◆ **TASK ITEM**: Only some lines are wanted. Transcribe, exactly, the lines below from the line with "(1) How do the" up to and including the line with "(3) Taking the".

◆ **INPUT DATA**:
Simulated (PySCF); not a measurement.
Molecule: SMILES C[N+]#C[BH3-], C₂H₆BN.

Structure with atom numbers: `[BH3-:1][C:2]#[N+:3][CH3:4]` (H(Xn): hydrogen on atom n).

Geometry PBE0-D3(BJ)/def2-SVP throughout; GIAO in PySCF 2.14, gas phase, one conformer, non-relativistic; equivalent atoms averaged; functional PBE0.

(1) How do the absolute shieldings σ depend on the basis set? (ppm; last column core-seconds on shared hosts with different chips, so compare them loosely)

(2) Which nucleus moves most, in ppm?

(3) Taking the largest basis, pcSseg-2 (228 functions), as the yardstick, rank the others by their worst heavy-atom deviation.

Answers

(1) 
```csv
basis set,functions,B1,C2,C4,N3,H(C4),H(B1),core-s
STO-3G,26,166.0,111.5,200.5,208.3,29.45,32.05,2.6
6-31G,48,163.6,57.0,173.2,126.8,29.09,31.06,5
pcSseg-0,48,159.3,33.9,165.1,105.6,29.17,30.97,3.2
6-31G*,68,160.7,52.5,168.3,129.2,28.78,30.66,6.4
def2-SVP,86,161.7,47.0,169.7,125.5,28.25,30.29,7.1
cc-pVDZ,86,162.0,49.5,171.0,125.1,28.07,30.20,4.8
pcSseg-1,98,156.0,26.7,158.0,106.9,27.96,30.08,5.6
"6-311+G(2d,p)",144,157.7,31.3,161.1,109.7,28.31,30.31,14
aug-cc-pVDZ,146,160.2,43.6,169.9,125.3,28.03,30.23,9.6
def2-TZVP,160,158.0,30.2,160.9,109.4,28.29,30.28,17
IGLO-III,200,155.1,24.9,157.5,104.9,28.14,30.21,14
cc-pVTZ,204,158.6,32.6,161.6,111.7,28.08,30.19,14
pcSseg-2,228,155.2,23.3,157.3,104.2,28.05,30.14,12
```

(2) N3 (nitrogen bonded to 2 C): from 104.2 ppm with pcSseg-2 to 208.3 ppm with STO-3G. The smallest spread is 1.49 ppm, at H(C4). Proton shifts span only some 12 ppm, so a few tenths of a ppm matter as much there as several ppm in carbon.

◆ **PROBLEM SOLUTION**:
(1) How do the absolute shieldings σ depend on the basis set? (ppm; last column core-seconds on shared hosts with different chips, so compare them loosely)

(2) Which nucleus moves most, in ppm?

(3) Taking the largest basis, pcSseg-2 (228 functions), as the yardstick, rank the others by their worst heavy-atom deviation.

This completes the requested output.